★ ★ ★

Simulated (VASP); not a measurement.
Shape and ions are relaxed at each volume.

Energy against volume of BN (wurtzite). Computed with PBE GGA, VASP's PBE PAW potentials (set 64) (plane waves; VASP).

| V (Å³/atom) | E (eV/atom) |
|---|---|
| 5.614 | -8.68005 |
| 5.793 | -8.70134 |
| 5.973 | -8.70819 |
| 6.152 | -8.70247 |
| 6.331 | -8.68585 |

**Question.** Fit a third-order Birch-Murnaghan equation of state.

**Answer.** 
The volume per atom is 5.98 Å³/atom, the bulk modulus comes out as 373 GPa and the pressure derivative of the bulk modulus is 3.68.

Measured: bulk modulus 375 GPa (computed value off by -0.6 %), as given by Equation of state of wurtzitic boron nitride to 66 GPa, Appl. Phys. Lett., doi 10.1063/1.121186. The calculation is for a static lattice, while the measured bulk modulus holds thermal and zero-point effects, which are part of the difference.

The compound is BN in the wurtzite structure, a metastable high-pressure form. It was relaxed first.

★ ★ ★

> _WORK ITEM_: From the first line of the records through the line with "The volume per", retype everything word for word, including both ends.

> _EXERCISE ANSWER_:
Simulated (VASP); not a measurement.
Shape and ions are relaxed at each volume.

Energy against volume of BN (wurtzite). Computed with PBE GGA, VASP's PBE PAW potentials (set 64) (plane waves; VASP).

| V (Å³/atom) | E (eV/atom) |
|---|---|
| 5.614 | -8.68005 |
| 5.793 | -8.70134 |
| 5.973 | -8.70819 |
| 6.152 | -8.70247 |
| 6.331 | -8.68585 |

**Question.** Fit a third-order Birch-Murnaghan equation of state.

**Answer.** 
The volume per atom is 5.98 Å³/atom, the bulk modulus comes out as 373 GPa and the pressure derivative of the bulk modulus is 3.68.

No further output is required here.